__Brief__. Stopping at the line that holds "CAM-B3LYP/def2-SVPD): 4.04 eV", repeat the lines below exactly, starting from the very first and including that final line.

Source material Start Marker

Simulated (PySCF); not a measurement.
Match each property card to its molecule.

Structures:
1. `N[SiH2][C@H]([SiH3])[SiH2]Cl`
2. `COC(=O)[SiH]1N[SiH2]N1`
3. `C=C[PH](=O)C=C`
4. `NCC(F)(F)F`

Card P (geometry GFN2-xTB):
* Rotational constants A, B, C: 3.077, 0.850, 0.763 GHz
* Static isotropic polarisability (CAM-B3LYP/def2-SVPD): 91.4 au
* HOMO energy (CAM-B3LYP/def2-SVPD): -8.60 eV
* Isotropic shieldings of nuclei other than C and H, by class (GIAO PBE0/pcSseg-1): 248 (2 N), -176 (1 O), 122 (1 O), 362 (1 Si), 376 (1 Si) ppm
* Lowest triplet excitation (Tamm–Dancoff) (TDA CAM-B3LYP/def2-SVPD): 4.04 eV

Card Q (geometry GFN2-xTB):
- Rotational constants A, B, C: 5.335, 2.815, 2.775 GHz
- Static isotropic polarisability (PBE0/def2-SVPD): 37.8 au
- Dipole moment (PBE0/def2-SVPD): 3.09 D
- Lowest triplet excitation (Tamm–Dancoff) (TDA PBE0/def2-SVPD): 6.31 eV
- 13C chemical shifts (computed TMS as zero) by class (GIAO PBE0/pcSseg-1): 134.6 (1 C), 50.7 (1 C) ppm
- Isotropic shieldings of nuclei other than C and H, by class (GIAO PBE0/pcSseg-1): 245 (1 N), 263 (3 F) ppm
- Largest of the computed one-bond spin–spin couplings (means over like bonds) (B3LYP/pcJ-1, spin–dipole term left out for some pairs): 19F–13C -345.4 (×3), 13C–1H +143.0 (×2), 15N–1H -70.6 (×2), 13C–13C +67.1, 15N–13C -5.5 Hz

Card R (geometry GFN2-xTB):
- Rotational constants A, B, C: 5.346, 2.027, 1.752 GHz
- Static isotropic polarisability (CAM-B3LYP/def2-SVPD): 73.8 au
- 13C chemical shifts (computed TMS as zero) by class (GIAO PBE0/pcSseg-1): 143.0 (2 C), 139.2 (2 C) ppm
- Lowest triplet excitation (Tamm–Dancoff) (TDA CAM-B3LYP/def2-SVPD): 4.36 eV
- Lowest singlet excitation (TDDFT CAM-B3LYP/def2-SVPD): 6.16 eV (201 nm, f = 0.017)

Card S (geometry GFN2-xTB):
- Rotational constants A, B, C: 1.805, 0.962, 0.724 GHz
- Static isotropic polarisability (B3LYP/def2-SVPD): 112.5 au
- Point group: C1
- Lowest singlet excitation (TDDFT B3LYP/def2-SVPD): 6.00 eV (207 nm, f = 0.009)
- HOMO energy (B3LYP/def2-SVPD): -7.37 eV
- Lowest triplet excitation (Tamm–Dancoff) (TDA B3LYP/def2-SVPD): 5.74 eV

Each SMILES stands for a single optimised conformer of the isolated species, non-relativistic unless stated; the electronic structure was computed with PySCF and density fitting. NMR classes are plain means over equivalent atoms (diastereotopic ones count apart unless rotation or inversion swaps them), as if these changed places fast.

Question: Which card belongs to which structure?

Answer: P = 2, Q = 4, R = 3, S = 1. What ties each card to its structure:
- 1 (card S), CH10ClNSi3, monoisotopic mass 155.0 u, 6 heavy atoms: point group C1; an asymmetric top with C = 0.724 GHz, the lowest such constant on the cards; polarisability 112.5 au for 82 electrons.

Source material End Marker

__Answer space__.
Simulated (PySCF); not a measurement.
Match each property card to its molecule.

Structures:
1. `N[SiH2][C@H]([SiH3])[SiH2]Cl`
2. `COC(=O)[SiH]1N[SiH2]N1`
3. `C=C[PH](=O)C=C`
4. `NCC(F)(F)F`

Card P (geometry GFN2-xTB):
* Rotational constants A, B, C: 3.077, 0.850, 0.763 GHz
* Static isotropic polarisability (CAM-B3LYP/def2-SVPD): 91.4 au
* HOMO energy (CAM-B3LYP/def2-SVPD): -8.60 eV
* Isotropic shieldings of nuclei other than C and H, by class (GIAO PBE0/pcSseg-1): 248 (2 N), -176 (1 O), 122 (1 O), 362 (1 Si), 376 (1 Si) ppm
* Lowest triplet excitation (Tamm–Dancoff) (TDA CAM-B3LYP/def2-SVPD): 4.04 eV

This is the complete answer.